#### [BRIEF]
Please reproduce exactly the lines from the start of the records through the one containing "-0.18 | 61.68 |", and nothing more.

=====

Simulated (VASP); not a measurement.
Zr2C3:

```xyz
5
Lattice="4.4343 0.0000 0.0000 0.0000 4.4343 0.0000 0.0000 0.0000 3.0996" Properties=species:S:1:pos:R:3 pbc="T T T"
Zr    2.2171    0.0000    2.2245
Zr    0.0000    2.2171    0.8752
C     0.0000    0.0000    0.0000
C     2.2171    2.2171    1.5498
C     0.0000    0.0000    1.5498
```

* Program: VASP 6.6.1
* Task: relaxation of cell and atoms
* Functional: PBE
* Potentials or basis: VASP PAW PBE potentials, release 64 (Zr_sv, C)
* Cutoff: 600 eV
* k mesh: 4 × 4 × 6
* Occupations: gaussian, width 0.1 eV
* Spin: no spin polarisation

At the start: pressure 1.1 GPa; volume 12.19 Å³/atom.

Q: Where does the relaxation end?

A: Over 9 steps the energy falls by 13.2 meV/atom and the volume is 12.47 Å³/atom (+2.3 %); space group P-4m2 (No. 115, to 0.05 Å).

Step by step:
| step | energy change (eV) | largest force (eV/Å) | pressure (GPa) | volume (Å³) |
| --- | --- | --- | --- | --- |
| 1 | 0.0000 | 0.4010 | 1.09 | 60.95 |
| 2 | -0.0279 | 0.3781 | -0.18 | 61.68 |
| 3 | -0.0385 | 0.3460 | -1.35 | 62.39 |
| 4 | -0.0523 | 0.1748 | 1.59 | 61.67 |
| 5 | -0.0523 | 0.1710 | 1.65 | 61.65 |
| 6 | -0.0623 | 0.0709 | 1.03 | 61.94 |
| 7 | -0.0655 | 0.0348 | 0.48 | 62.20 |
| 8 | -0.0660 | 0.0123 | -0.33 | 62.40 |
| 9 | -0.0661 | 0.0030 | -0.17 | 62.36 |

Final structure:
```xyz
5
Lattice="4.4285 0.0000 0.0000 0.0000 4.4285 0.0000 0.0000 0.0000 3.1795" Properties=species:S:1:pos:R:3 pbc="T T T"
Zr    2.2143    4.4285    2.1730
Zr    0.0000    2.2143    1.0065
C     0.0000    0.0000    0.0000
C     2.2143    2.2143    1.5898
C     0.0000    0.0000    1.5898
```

=====

#### [ANSWER BOX]
Simulated (VASP); not a measurement.
Zr2C3:

```xyz
5
Lattice="4.4343 0.0000 0.0000 0.0000 4.4343 0.0000 0.0000 0.0000 3.0996" Properties=species:S:1:pos:R:3 pbc="T T T"
Zr    2.2171    0.0000    2.2245
Zr    0.0000    2.2171    0.8752
C     0.0000    0.0000    0.0000
C     2.2171    2.2171    1.5498
C     0.0000    0.0000    1.5498
```

* Program: VASP 6.6.1
* Task: relaxation of cell and atoms
* Functional: PBE
* Potentials or basis: VASP PAW PBE potentials, release 64 (Zr_sv, C)
* Cutoff: 600 eV
* k mesh: 4 × 4 × 6
* Occupations: gaussian, width 0.1 eV
* Spin: no spin polarisation

At the start: pressure 1.1 GPa; volume 12.19 Å³/atom.

Q: Where does the relaxation end?

A: Over 9 steps the energy falls by 13.2 meV/atom and the volume is 12.47 Å³/atom (+2.3 %); space group P-4m2 (No. 115, to 0.05 Å).

Step by step:
| step | energy change (eV) | largest force (eV/Å) | pressure (GPa) | volume (Å³) |
| --- | --- | --- | --- | --- |
| 1 | 0.0000 | 0.4010 | 1.09 | 60.95 |
| 2 | -0.0279 | 0.3781 | -0.18 | 61.68 |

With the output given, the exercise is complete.